Input data:
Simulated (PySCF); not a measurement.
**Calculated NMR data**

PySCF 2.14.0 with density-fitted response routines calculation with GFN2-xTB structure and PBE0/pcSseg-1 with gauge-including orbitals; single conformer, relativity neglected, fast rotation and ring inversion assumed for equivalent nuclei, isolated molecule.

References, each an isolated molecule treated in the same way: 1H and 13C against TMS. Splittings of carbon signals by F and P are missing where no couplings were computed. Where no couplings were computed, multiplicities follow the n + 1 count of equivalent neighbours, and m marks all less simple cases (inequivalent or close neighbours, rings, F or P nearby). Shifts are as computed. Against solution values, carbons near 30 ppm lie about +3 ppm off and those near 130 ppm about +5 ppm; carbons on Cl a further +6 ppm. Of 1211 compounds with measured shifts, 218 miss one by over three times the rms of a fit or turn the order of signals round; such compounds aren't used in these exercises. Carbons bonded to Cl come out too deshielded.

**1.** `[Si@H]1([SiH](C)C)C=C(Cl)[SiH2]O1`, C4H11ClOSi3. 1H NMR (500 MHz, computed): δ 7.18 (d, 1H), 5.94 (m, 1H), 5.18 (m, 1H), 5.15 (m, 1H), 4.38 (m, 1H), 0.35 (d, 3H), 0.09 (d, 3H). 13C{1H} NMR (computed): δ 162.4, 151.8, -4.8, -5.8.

Work order:
Give again, word for word, every line of the listing above from the one with "PySCF 2.14.0 with" to the one with "References, each an", both inclusive, and nothing beyond them.

Response area:
PySCF 2.14.0 with density-fitted response routines calculation with GFN2-xTB structure and PBE0/pcSseg-1 with gauge-including orbitals; single conformer, relativity neglected, fast rotation and ring inversion assumed for equivalent nuclei, isolated molecule.

References, each an isolated molecule treated in the same way: 1H and 13C against TMS. Splittings of carbon signals by F and P are missing where no couplings were computed. Where no couplings were computed, multiplicities follow the n + 1 count of equivalent neighbours, and m marks all less simple cases (inequivalent or close neighbours, rings, F or P nearby). Shifts are as computed. Against solution values, carbons near 30 ppm lie about +3 ppm off and those near 130 ppm about +5 ppm; carbons on Cl a further +6 ppm. Of 1211 compounds with measured shifts, 218 miss one by over three times the rms of a fit or turn the order of signals round; such compounds aren't used in these exercises. Carbons bonded to Cl come out too deshielded.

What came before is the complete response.